====== Supplied material

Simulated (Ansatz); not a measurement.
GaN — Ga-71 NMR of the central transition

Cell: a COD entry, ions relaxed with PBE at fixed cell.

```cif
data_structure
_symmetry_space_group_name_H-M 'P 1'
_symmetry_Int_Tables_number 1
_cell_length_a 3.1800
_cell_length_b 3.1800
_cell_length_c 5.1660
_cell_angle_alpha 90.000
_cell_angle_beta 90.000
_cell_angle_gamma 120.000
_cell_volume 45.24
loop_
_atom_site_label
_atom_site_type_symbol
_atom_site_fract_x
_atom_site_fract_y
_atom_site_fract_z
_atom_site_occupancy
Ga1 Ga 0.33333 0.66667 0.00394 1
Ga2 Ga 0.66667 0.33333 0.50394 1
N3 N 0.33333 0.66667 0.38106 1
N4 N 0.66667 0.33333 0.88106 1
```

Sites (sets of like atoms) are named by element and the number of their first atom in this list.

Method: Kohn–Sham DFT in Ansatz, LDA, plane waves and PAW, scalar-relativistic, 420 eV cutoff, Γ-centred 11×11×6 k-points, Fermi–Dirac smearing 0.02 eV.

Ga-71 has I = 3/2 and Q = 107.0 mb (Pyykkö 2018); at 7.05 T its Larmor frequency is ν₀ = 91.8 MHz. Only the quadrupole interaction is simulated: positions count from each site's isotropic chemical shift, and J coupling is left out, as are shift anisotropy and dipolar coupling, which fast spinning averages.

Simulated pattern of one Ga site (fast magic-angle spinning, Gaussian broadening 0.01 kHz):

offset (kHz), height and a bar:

============

Give back the full listing, exactly as it stands.

Simulated (Ansatz); not a measurement.
GaN — Ga-71 NMR of the central transition

Cell: a COD entry, ions relaxed with PBE at fixed cell.

```cif
data_structure
_symmetry_space_group_name_H-M 'P 1'
_symmetry_Int_Tables_number 1
_cell_length_a 3.1800
_cell_length_b 3.1800
_cell_length_c 5.1660
_cell_angle_alpha 90.000
_cell_angle_beta 90.000
_cell_angle_gamma 120.000
_cell_volume 45.24
loop_
_atom_site_label
_atom_site_type_symbol
_atom_site_fract_x
_atom_site_fract_y
_atom_site_fract_z
_atom_site_occupancy
Ga1 Ga 0.33333 0.66667 0.00394 1
Ga2 Ga 0.66667 0.33333 0.50394 1
N3 N 0.33333 0.66667 0.38106 1
N4 N 0.66667 0.33333 0.88106 1
```

Sites (sets of like atoms) are named by element and the number of their first atom in this list.

Method: Kohn–Sham DFT in Ansatz, LDA, plane waves and PAW, scalar-relativistic, 420 eV cutoff, Γ-centred 11×11×6 k-points, Fermi–Dirac smearing 0.02 eV.

Ga-71 has I = 3/2 and Q = 107.0 mb (Pyykkö 2018); at 7.05 T its Larmor frequency is ν₀ = 91.8 MHz. Only the quadrupole interaction is simulated: positions count from each site's isotropic chemical shift, and J coupling is left out, as are shift anisotropy and dipolar coupling, which fast spinning averages.

Simulated pattern of one Ga site (fast magic-angle spinning, Gaussian broadening 0.01 kHz):

offset (kHz), height and a bar:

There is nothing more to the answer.